*Brief:* Print, in exact form, the lines below from the one containing "Task: For n-butane, give" through the one containing "- 292.4 K and 0.0485 MPa: gas; cp 1.69", and omit all others.

[Opening Records supplied section]
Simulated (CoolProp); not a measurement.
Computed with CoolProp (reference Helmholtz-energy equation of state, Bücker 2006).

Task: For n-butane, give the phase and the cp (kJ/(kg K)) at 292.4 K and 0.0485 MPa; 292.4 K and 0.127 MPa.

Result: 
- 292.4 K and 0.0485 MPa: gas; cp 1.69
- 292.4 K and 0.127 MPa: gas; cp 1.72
[Closing Records supplied section]

*Written solution:*
Task: For n-butane, give the phase and the cp (kJ/(kg K)) at 292.4 K and 0.0485 MPa; 292.4 K and 0.127 MPa.

Result: 
- 292.4 K and 0.0485 MPa: gas; cp 1.69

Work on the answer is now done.